____ Available data

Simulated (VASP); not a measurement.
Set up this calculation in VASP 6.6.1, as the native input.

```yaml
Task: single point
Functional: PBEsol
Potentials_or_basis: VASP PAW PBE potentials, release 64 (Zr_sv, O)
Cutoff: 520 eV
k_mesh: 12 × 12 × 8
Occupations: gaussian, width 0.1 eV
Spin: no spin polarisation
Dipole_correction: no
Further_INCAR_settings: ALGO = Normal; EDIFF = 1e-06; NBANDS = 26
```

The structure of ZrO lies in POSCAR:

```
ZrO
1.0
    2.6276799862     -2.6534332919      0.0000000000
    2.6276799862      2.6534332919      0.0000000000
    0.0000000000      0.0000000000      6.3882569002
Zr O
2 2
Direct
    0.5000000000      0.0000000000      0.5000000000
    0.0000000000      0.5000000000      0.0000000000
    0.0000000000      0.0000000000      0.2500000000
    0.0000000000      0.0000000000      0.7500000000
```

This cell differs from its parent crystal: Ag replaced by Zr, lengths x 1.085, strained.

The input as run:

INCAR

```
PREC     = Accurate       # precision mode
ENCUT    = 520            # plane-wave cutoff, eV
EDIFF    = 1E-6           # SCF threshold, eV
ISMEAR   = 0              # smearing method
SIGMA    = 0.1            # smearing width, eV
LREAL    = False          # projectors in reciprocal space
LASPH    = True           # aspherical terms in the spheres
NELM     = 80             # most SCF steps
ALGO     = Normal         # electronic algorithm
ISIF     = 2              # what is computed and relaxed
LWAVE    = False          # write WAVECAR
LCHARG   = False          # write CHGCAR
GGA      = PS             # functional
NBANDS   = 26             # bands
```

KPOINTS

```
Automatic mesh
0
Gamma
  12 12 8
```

________

Work item: Print out the whole listing exactly as it appears.

Written answer:
Simulated (VASP); not a measurement.
Set up this calculation in VASP 6.6.1, as the native input.

```yaml
Task: single point
Functional: PBEsol
Potentials_or_basis: VASP PAW PBE potentials, release 64 (Zr_sv, O)
Cutoff: 520 eV
k_mesh: 12 × 12 × 8
Occupations: gaussian, width 0.1 eV
Spin: no spin polarisation
Dipole_correction: no
Further_INCAR_settings: ALGO = Normal; EDIFF = 1e-06; NBANDS = 26
```

The structure of ZrO lies in POSCAR:

```
ZrO
1.0
    2.6276799862     -2.6534332919      0.0000000000
    2.6276799862      2.6534332919      0.0000000000
    0.0000000000      0.0000000000      6.3882569002
Zr O
2 2
Direct
    0.5000000000      0.0000000000      0.5000000000
    0.0000000000      0.5000000000      0.0000000000
    0.0000000000      0.0000000000      0.2500000000
    0.0000000000      0.0000000000      0.7500000000
```

This cell differs from its parent crystal: Ag replaced by Zr, lengths x 1.085, strained.

The input as run:

INCAR

```
PREC     = Accurate       # precision mode
ENCUT    = 520            # plane-wave cutoff, eV
EDIFF    = 1E-6           # SCF threshold, eV
ISMEAR   = 0              # smearing method
SIGMA    = 0.1            # smearing width, eV
LREAL    = False          # projectors in reciprocal space
LASPH    = True           # aspherical terms in the spheres
NELM     = 80             # most SCF steps
ALGO     = Normal         # electronic algorithm
ISIF     = 2              # what is computed and relaxed
LWAVE    = False          # write WAVECAR
LCHARG   = False          # write CHGCAR
GGA      = PS             # functional
NBANDS   = 26             # bands
```

KPOINTS

```
Automatic mesh
0
Gamma
  12 12 8
```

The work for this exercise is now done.